**Data extract**
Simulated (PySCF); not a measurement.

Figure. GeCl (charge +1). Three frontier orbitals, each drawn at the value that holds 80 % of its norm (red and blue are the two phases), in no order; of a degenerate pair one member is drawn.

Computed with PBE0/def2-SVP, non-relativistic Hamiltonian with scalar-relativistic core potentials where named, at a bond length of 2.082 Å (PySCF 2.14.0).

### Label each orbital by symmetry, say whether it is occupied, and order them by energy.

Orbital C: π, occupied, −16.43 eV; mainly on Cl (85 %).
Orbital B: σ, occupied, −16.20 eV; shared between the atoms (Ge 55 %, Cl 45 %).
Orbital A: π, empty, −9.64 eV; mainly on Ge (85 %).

**Work instruction**
Take the lines above from the first through the one containing "Orbital B: σ, occupied, −16.20" and reproduce them exactly; include nothing else.

**Task response**
Simulated (PySCF); not a measurement.

Figure. GeCl (charge +1). Three frontier orbitals, each drawn at the value that holds 80 % of its norm (red and blue are the two phases), in no order; of a degenerate pair one member is drawn.

Computed with PBE0/def2-SVP, non-relativistic Hamiltonian with scalar-relativistic core potentials where named, at a bond length of 2.082 Å (PySCF 2.14.0).

### Label each orbital by symmetry, say whether it is occupied, and order them by energy.

Orbital C: π, occupied, −16.43 eV; mainly on Cl (85 %).
Orbital B: σ, occupied, −16.20 eV; shared between the atoms (Ge 55 %, Cl 45 %).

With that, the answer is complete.